========================================================================

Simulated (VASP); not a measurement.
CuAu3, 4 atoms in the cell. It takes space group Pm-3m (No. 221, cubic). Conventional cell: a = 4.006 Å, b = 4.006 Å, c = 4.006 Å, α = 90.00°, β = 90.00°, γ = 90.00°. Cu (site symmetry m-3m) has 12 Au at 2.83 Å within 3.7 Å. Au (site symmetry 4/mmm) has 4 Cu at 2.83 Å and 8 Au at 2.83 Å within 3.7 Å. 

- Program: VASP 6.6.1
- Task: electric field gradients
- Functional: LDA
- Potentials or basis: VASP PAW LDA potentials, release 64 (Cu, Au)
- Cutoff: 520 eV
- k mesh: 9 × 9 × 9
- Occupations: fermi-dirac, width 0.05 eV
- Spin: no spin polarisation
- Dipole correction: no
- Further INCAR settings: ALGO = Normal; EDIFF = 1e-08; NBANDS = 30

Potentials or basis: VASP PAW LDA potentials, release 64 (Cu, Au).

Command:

========================================================================

### WORK TASK
Reproduce the data. Keep it exact.

### EXPECTED ANSWER
Simulated (VASP); not a measurement.
CuAu3, 4 atoms in the cell. It takes space group Pm-3m (No. 221, cubic). Conventional cell: a = 4.006 Å, b = 4.006 Å, c = 4.006 Å, α = 90.00°, β = 90.00°, γ = 90.00°. Cu (site symmetry m-3m) has 12 Au at 2.83 Å within 3.7 Å. Au (site symmetry 4/mmm) has 4 Cu at 2.83 Å and 8 Au at 2.83 Å within 3.7 Å. 

- Program: VASP 6.6.1
- Task: electric field gradients
- Functional: LDA
- Potentials or basis: VASP PAW LDA potentials, release 64 (Cu, Au)
- Cutoff: 520 eV
- k mesh: 9 × 9 × 9
- Occupations: fermi-dirac, width 0.05 eV
- Spin: no spin polarisation
- Dipole correction: no
- Further INCAR settings: ALGO = Normal; EDIFF = 1e-08; NBANDS = 30

Potentials or basis: VASP PAW LDA potentials, release 64 (Cu, Au).

Command:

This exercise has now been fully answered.